> [Brief] Each line below is to be copied out exactly, and none may be omitted.

---------- Entries shown ----------
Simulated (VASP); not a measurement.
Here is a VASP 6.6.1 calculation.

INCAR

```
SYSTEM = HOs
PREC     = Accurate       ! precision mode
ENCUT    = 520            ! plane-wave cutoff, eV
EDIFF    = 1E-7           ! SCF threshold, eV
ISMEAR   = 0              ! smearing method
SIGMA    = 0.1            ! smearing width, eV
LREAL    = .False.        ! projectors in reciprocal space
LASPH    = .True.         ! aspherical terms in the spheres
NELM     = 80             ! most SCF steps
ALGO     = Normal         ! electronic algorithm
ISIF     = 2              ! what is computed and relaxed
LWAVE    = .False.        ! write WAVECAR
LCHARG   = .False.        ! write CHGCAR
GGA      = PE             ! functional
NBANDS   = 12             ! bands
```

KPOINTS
----------

> [Task result]
Simulated (VASP); not a measurement.
Here is a VASP 6.6.1 calculation.

INCAR

```
SYSTEM = HOs
PREC     = Accurate       ! precision mode
ENCUT    = 520            ! plane-wave cutoff, eV
EDIFF    = 1E-7           ! SCF threshold, eV
ISMEAR   = 0              ! smearing method
SIGMA    = 0.1            ! smearing width, eV
LREAL    = .False.        ! projectors in reciprocal space
LASPH    = .True.         ! aspherical terms in the spheres
NELM     = 80             ! most SCF steps
ALGO     = Normal         ! electronic algorithm
ISIF     = 2              ! what is computed and relaxed
LWAVE    = .False.        ! write WAVECAR
LCHARG   = .False.        ! write CHGCAR
GGA      = PE             ! functional
NBANDS   = 12             ! bands
```

KPOINTS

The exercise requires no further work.